Work instruction
Word for word, return the lines from the start of the entries below through the line that has "tinyqc, about 0.01".

Data under study
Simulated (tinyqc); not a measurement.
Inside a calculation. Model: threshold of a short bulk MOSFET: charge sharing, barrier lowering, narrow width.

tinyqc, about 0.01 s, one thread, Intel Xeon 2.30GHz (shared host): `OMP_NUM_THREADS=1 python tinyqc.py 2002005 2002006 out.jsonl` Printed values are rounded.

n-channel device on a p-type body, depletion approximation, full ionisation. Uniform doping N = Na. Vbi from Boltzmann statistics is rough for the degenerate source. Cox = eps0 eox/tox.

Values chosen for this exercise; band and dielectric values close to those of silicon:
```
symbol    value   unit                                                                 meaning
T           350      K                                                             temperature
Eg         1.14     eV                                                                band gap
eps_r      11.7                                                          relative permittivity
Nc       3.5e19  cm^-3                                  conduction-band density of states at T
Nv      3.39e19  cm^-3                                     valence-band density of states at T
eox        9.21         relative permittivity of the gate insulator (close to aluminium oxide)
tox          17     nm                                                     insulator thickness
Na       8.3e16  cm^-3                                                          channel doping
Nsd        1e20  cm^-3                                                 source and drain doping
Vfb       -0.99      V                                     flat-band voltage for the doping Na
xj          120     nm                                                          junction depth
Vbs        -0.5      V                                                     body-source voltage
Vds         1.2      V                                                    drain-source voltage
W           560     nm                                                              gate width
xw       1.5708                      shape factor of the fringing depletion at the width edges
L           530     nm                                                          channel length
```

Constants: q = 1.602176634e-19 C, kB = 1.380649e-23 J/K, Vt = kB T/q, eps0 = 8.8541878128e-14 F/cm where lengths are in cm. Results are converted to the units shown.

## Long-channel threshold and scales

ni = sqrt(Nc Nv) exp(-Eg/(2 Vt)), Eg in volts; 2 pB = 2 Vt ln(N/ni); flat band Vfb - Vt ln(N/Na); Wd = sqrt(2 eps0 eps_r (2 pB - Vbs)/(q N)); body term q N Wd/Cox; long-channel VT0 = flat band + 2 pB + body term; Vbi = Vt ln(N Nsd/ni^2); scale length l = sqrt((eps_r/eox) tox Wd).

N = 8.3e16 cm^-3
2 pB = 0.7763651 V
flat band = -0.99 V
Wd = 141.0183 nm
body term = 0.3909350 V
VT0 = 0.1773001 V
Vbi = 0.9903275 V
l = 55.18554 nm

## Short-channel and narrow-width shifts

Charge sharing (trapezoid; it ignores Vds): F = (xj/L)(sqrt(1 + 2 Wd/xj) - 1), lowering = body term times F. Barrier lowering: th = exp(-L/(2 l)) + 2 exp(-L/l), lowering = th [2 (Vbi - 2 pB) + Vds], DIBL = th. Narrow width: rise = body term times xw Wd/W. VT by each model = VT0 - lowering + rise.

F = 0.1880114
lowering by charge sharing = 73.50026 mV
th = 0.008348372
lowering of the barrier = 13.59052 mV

Answer area
Simulated (tinyqc); not a measurement.
Inside a calculation. Model: threshold of a short bulk MOSFET: charge sharing, barrier lowering, narrow width.

tinyqc, about 0.01 s, one thread, Intel Xeon 2.30GHz (shared host): `OMP_NUM_THREADS=1 python tinyqc.py 2002005 2002006 out.jsonl` Printed values are rounded.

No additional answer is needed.